*Work instruction:*
Output exactly, with nothing added, the entries from the first line through the line with "0.006 eV/Å |".

*Source data:*
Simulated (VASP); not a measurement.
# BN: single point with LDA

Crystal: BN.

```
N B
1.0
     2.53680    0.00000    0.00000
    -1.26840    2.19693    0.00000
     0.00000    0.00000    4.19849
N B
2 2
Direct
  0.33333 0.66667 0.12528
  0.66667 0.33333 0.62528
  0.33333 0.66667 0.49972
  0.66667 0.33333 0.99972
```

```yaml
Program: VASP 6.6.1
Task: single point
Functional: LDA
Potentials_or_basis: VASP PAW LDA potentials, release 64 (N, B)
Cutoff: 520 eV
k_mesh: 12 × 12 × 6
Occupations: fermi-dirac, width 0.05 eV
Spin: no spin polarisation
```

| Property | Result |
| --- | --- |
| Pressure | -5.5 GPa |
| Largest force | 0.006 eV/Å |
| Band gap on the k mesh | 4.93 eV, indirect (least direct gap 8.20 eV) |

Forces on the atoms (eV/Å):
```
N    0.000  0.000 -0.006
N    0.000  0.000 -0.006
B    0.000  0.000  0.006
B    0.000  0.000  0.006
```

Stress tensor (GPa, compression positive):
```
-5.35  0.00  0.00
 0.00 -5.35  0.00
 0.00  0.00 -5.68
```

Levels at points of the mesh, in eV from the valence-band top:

*Answer box:*
Simulated (VASP); not a measurement.
# BN: single point with LDA

Crystal: BN.

```
N B
1.0
     2.53680    0.00000    0.00000
    -1.26840    2.19693    0.00000
     0.00000    0.00000    4.19849
N B
2 2
Direct
  0.33333 0.66667 0.12528
  0.66667 0.33333 0.62528
  0.33333 0.66667 0.49972
  0.66667 0.33333 0.99972
```

```yaml
Program: VASP 6.6.1
Task: single point
Functional: LDA
Potentials_or_basis: VASP PAW LDA potentials, release 64 (N, B)
Cutoff: 520 eV
k_mesh: 12 × 12 × 6
Occupations: fermi-dirac, width 0.05 eV
Spin: no spin polarisation
```

| Property | Result |
| --- | --- |
| Pressure | -5.5 GPa |
| Largest force | 0.006 eV/Å |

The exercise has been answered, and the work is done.